For each record below, give an exact transcription.

**Listed records**.
+ + + + +

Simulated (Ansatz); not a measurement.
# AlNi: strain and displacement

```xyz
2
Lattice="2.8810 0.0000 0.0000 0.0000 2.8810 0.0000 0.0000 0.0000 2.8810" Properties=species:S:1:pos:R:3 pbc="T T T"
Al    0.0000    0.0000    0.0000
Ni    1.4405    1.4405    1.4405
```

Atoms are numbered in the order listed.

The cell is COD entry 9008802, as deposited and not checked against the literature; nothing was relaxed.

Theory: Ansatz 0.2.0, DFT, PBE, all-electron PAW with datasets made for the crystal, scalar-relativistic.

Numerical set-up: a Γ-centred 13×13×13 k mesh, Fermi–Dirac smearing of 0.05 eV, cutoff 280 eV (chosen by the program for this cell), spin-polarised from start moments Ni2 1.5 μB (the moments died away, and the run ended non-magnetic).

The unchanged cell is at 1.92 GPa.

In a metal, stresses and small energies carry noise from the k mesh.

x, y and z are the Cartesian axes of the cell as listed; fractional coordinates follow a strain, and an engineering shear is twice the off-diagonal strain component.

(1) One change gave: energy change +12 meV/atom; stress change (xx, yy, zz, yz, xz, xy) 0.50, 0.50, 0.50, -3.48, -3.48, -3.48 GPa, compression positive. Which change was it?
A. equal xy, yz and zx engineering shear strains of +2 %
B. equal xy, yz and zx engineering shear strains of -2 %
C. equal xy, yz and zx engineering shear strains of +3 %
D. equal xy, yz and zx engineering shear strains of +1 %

+ + + + +

**Your solution**.
Simulated (Ansatz); not a measurement.
# AlNi: strain and displacement

```xyz
2
Lattice="2.8810 0.0000 0.0000 0.0000 2.8810 0.0000 0.0000 0.0000 2.8810" Properties=species:S:1:pos:R:3 pbc="T T T"
Al    0.0000    0.0000    0.0000
Ni    1.4405    1.4405    1.4405
```

Atoms are numbered in the order listed.

The cell is COD entry 9008802, as deposited and not checked against the literature; nothing was relaxed.

Theory: Ansatz 0.2.0, DFT, PBE, all-electron PAW with datasets made for the crystal, scalar-relativistic.

Numerical set-up: a Γ-centred 13×13×13 k mesh, Fermi–Dirac smearing of 0.05 eV, cutoff 280 eV (chosen by the program for this cell), spin-polarised from start moments Ni2 1.5 μB (the moments died away, and the run ended non-magnetic).

The unchanged cell is at 1.92 GPa.

In a metal, stresses and small energies carry noise from the k mesh.

x, y and z are the Cartesian axes of the cell as listed; fractional coordinates follow a strain, and an engineering shear is twice the off-diagonal strain component.

(1) One change gave: energy change +12 meV/atom; stress change (xx, yy, zz, yz, xz, xy) 0.50, 0.50, 0.50, -3.48, -3.48, -3.48 GPa, compression positive. Which change was it?
A. equal xy, yz and zx engineering shear strains of +2 %
B. equal xy, yz and zx engineering shear strains of -2 %
C. equal xy, yz and zx engineering shear strains of +3 %
D. equal xy, yz and zx engineering shear strains of +1 %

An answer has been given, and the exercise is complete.